REQUIRED ACTION → Please reproduce exactly the lines from the start of the records through the one containing "The device is", and nothing more.

_____

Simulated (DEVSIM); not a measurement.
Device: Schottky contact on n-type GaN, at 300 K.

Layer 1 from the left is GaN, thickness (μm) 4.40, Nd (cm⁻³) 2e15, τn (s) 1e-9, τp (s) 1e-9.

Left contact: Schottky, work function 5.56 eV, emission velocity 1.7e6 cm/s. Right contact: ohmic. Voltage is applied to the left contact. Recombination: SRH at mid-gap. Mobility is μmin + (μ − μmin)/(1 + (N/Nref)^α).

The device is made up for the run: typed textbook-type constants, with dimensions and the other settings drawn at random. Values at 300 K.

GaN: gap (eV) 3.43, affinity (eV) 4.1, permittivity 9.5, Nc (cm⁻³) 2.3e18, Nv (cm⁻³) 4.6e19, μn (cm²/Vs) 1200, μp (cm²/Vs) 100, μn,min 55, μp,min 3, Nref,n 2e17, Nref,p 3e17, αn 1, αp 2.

_____

EXERCISE SOLUTION →
Simulated (DEVSIM); not a measurement.
Device: Schottky contact on n-type GaN, at 300 K.

Layer 1 from the left is GaN, thickness (μm) 4.40, Nd (cm⁻³) 2e15, τn (s) 1e-9, τp (s) 1e-9.

Left contact: Schottky, work function 5.56 eV, emission velocity 1.7e6 cm/s. Right contact: ohmic. Voltage is applied to the left contact. Recombination: SRH at mid-gap. Mobility is μmin + (μ − μmin)/(1 + (N/Nref)^α).

The device is made up for the run: typed textbook-type constants, with dimensions and the other settings drawn at random. Values at 300 K.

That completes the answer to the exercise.